Reproduce all of the data exactly.

-------------------------
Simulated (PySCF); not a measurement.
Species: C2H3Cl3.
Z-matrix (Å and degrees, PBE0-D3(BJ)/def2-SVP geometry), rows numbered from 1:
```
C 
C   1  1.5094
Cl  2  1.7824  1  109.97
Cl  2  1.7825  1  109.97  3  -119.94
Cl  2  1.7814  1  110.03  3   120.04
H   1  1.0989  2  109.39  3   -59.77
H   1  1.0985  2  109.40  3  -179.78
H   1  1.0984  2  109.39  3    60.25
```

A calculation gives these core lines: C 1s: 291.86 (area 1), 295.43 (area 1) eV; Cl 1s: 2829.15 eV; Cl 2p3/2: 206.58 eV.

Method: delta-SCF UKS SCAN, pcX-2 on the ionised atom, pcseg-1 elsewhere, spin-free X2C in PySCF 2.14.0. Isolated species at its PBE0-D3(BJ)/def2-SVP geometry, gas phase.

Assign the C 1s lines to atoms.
-------------------------

EXPECTED ANSWER -
Simulated (PySCF); not a measurement.
Species: C2H3Cl3.
Z-matrix (Å and degrees, PBE0-D3(BJ)/def2-SVP geometry), rows numbered from 1:
```
C 
C   1  1.5094
Cl  2  1.7824  1  109.97
Cl  2  1.7825  1  109.97  3  -119.94
Cl  2  1.7814  1  110.03  3   120.04
H   1  1.0989  2  109.39  3   -59.77
H   1  1.0985  2  109.40  3  -179.78
H   1  1.0984  2  109.39  3    60.25
```

A calculation gives these core lines: C 1s: 291.86 (area 1), 295.43 (area 1) eV; Cl 1s: 2829.15 eV; Cl 2p3/2: 206.58 eV.

Method: delta-SCF UKS SCAN, pcX-2 on the ionised atom, pcseg-1 elsewhere, spin-free X2C in PySCF 2.14.0. Isolated species at its PBE0-D3(BJ)/def2-SVP geometry, gas phase.

Assign the C 1s lines to atoms.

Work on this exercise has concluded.